■ **ENTRIES SUPPLIED**
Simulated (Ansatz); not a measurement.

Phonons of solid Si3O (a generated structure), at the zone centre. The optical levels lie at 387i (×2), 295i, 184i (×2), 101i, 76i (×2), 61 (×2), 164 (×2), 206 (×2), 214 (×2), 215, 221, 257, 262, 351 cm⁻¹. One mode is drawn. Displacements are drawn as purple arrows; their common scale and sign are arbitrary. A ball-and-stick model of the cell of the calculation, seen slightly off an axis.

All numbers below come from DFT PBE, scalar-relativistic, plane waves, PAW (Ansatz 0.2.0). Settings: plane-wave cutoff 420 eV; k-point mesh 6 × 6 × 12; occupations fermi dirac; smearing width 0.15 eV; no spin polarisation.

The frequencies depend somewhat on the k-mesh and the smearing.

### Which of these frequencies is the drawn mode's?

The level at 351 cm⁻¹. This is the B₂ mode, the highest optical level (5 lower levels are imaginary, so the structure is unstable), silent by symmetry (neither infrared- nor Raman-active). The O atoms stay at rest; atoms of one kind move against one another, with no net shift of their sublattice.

■ **REQUIREMENT**
The lines above, from the start of the records through the one containing "All numbers below", are to be printed exactly, and nothing else is to be included.

■ **EXERCISE SOLUTION**
Simulated (Ansatz); not a measurement.

Phonons of solid Si3O (a generated structure), at the zone centre. The optical levels lie at 387i (×2), 295i, 184i (×2), 101i, 76i (×2), 61 (×2), 164 (×2), 206 (×2), 214 (×2), 215, 221, 257, 262, 351 cm⁻¹. One mode is drawn. Displacements are drawn as purple arrows; their common scale and sign are arbitrary. A ball-and-stick model of the cell of the calculation, seen slightly off an axis.

All numbers below come from DFT PBE, scalar-relativistic, plane waves, PAW (Ansatz 0.2.0). Settings: plane-wave cutoff 420 eV; k-point mesh 6 × 6 × 12; occupations fermi dirac; smearing width 0.15 eV; no spin polarisation.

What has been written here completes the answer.